= = = =

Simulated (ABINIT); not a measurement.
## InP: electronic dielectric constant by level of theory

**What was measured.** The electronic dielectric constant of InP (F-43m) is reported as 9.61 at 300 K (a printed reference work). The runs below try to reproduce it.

= = = =

WORK REQUEST: A complete and exact reproduction of the data is needed.

REPLY:
Simulated (ABINIT); not a measurement.
## InP: electronic dielectric constant by level of theory

**What was measured.** The electronic dielectric constant of InP (F-43m) is reported as 9.61 at 300 K (a printed reference work). The runs below try to reproduce it.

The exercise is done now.